● **SUPPLIED DATA**:
§ §

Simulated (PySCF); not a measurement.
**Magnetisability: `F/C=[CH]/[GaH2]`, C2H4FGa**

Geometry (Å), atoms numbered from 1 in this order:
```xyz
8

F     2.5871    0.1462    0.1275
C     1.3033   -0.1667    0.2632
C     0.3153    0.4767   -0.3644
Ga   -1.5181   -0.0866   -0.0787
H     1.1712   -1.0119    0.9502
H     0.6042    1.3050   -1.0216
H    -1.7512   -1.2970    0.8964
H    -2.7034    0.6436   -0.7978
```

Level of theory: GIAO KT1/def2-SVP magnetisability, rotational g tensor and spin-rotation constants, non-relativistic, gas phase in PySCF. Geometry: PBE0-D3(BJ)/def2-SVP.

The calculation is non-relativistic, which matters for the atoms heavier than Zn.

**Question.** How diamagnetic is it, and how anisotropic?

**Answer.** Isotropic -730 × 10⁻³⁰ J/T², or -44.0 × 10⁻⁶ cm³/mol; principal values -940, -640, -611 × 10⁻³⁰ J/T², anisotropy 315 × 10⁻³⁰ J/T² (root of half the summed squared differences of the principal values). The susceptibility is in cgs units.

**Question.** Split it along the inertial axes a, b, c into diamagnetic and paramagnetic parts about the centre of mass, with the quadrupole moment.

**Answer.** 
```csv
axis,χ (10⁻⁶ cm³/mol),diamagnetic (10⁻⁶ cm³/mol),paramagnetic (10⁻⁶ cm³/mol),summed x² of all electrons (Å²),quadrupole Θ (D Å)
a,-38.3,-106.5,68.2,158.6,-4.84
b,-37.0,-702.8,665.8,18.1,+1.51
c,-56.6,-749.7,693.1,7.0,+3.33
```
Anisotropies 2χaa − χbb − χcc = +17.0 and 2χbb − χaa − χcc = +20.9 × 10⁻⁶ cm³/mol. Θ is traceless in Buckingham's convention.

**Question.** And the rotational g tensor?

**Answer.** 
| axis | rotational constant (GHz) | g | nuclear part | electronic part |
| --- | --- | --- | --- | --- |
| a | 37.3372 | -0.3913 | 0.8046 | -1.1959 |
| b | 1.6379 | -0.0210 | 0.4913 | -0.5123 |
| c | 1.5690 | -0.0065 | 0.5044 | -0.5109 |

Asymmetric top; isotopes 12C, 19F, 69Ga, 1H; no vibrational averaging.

§ §

● **EXERCISE**: Out of the data above, transcribe exactly and only the lines starting with the line that has "the quadrupole moment." and going on through the line that has "0.4913 | -0.5123 |", both included.

● **ANSWER AREA**:
**Question.** Split it along the inertial axes a, b, c into diamagnetic and paramagnetic parts about the centre of mass, with the quadrupole moment.

**Answer.** 
```csv
axis,χ (10⁻⁶ cm³/mol),diamagnetic (10⁻⁶ cm³/mol),paramagnetic (10⁻⁶ cm³/mol),summed x² of all electrons (Å²),quadrupole Θ (D Å)
a,-38.3,-106.5,68.2,158.6,-4.84
b,-37.0,-702.8,665.8,18.1,+1.51
c,-56.6,-749.7,693.1,7.0,+3.33
```
Anisotropies 2χaa − χbb − χcc = +17.0 and 2χbb − χaa − χcc = +20.9 × 10⁻⁶ cm³/mol. Θ is traceless in Buckingham's convention.

**Question.** And the rotational g tensor?

**Answer.** 
| axis | rotational constant (GHz) | g | nuclear part | electronic part |
| --- | --- | --- | --- | --- |
| a | 37.3372 | -0.3913 | 0.8046 | -1.1959 |
| b | 1.6379 | -0.0210 | 0.4913 | -0.5123 |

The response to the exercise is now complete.